Work item: From first line to last, the records below are to be duplicated exactly.

Provided information START
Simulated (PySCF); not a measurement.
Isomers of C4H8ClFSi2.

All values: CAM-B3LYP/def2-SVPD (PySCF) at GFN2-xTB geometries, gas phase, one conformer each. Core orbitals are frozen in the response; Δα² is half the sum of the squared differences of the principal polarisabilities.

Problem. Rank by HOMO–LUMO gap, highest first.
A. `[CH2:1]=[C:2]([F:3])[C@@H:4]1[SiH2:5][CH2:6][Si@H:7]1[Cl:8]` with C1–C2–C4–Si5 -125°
Provided information END

Exercise solution:
Simulated (PySCF); not a measurement.
Isomers of C4H8ClFSi2.

All values: CAM-B3LYP/def2-SVPD (PySCF) at GFN2-xTB geometries, gas phase, one conformer each. Core orbitals are frozen in the response; Δα² is half the sum of the squared differences of the principal polarisabilities.

Problem. Rank by HOMO–LUMO gap, highest first.
A. `[CH2:1]=[C:2]([F:3])[C@@H:4]1[SiH2:5][CH2:6][Si@H:7]1[Cl:8]` with C1–C2–C4–Si5 -125°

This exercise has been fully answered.